Extracted material:
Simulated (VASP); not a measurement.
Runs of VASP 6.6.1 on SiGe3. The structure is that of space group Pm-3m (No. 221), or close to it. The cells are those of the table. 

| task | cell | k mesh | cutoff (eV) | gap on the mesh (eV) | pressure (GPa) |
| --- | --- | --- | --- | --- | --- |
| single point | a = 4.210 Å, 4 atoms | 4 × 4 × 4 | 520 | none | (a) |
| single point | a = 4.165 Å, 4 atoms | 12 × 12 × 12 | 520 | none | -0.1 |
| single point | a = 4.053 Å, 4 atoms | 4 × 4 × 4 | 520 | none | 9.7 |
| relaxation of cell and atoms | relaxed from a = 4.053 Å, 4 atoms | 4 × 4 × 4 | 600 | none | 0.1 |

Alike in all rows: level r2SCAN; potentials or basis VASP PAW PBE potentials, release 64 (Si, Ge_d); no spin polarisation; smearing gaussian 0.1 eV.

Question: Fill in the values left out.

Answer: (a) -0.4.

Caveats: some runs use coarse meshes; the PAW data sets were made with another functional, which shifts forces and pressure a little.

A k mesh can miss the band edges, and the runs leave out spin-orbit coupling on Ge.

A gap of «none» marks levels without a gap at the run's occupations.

Assignment:
Within the listing above, the range opens at the line with "none | 0.1 |" and closes at the line with "A k mesh can". Reproduce exactly the lines of that range, including both ends.

Exercise result:
| relaxation of cell and atoms | relaxed from a = 4.053 Å, 4 atoms | 4 × 4 × 4 | 600 | none | 0.1 |

Alike in all rows: level r2SCAN; potentials or basis VASP PAW PBE potentials, release 64 (Si, Ge_d); no spin polarisation; smearing gaussian 0.1 eV.

Question: Fill in the values left out.

Answer: (a) -0.4.

Caveats: some runs use coarse meshes; the PAW data sets were made with another functional, which shifts forces and pressure a little.

A k mesh can miss the band edges, and the runs leave out spin-orbit coupling on Ge.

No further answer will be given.